- EXERCISE:
Give again, word for word, each line below starting at the one that contains "Potentials or basis: all-electron" and ending at the one that contains "less VASP |".

- RECORD EXTRACTS:
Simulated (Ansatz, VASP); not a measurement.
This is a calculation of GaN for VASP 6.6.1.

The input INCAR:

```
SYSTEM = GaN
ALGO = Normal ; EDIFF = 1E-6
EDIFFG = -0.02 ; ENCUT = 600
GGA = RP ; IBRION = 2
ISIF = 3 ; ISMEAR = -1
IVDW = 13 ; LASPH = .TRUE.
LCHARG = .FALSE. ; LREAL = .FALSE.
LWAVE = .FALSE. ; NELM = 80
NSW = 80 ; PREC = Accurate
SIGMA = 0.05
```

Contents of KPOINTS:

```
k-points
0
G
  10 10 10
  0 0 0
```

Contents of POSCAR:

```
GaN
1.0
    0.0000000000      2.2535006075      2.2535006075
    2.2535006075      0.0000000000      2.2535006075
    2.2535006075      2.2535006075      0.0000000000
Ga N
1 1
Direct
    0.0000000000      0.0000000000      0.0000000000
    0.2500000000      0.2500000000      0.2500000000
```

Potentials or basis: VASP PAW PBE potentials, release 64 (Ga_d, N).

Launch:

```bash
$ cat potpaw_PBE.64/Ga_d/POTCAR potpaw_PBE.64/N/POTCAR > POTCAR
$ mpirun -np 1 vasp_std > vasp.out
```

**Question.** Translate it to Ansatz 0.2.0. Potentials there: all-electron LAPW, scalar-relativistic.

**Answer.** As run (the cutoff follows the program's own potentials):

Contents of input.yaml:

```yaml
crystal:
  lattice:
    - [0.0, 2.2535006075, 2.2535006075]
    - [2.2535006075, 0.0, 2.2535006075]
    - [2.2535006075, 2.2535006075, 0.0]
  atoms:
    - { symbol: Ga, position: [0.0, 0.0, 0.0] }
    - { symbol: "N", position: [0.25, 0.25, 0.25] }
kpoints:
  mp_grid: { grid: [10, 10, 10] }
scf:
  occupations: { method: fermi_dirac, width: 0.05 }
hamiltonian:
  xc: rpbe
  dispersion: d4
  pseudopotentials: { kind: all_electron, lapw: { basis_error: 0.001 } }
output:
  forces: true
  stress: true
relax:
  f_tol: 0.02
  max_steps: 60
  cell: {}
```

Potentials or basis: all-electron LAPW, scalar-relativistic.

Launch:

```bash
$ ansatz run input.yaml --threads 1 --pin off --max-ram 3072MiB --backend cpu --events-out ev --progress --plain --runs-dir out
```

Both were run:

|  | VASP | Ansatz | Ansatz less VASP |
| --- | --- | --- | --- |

- RESPONSE AREA:
Potentials or basis: all-electron LAPW, scalar-relativistic.

Launch:

```bash
$ ansatz run input.yaml --threads 1 --pin off --max-ram 3072MiB --backend cpu --events-out ev --progress --plain --runs-dir out
```

Both were run:

|  | VASP | Ansatz | Ansatz less VASP |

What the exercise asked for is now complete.